Brief: All lines from the first one in the listing below to the one holding "The numbers are", inclusive, are to be copied exactly.

====

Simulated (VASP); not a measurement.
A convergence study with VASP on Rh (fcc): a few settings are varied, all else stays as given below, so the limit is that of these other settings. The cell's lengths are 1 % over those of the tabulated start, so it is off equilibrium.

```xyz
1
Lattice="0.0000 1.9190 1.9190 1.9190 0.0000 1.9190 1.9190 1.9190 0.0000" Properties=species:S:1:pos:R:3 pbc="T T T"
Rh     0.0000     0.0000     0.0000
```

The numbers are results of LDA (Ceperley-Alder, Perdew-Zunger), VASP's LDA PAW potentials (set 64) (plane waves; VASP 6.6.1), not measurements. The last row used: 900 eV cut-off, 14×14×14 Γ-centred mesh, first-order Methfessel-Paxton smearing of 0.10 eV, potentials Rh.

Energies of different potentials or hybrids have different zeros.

====

Exercise answer:
Simulated (VASP); not a measurement.
A convergence study with VASP on Rh (fcc): a few settings are varied, all else stays as given below, so the limit is that of these other settings. The cell's lengths are 1 % over those of the tabulated start, so it is off equilibrium.

```xyz
1
Lattice="0.0000 1.9190 1.9190 1.9190 0.0000 1.9190 1.9190 1.9190 0.0000" Properties=species:S:1:pos:R:3 pbc="T T T"
Rh     0.0000     0.0000     0.0000
```

The numbers are results of LDA (Ceperley-Alder, Perdew-Zunger), VASP's LDA PAW potentials (set 64) (plane waves; VASP 6.6.1), not measurements. The last row used: 900 eV cut-off, 14×14×14 Γ-centred mesh, first-order Methfessel-Paxton smearing of 0.10 eV, potentials Rh.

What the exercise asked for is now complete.